- Provided information -

>>

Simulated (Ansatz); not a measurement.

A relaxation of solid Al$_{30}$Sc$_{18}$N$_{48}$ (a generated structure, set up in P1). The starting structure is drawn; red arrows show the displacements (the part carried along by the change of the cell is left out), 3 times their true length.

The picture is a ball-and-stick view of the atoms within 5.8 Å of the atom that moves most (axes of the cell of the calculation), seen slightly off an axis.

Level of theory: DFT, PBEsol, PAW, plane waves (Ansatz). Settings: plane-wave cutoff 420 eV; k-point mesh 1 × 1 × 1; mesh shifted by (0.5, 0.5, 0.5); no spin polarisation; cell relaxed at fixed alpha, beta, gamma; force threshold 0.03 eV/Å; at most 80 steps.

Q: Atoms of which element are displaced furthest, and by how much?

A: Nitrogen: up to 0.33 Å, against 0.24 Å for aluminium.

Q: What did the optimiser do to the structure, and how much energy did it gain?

<<

- Work item -
Copy out word for word each line of the listing, from the very first line down to the line containing "A relaxation of", and stop after that line.

- Task answer -
Simulated (Ansatz); not a measurement.

A relaxation of solid Al$_{30}$Sc$_{18}$N$_{48}$ (a generated structure, set up in P1). The starting structure is drawn; red arrows show the displacements (the part carried along by the change of the cell is left out), 3 times their true length.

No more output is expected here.